- **Extracted material**
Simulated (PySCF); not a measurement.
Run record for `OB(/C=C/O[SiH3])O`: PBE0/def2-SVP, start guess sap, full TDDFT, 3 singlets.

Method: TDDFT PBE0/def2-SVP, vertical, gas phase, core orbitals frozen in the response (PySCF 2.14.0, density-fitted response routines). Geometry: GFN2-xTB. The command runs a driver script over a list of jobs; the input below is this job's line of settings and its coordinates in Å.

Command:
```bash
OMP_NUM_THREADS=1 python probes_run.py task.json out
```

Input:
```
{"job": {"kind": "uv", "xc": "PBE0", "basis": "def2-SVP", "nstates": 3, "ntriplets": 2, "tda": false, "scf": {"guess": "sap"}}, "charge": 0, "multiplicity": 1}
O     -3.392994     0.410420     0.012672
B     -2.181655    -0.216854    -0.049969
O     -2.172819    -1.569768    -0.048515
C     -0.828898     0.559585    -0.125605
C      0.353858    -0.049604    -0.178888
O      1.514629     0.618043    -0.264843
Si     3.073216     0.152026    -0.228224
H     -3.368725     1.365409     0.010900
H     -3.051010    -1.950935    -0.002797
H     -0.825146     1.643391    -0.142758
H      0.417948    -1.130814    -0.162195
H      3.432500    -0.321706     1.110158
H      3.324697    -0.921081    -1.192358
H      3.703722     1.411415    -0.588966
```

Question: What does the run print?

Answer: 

- **Brief**
Transcribe the entries above word for word, from the first line through the line containing "Run record for", and nothing else.

- **Exercise response**
Simulated (PySCF); not a measurement.
Run record for `OB(/C=C/O[SiH3])O`: PBE0/def2-SVP, start guess sap, full TDDFT, 3 singlets.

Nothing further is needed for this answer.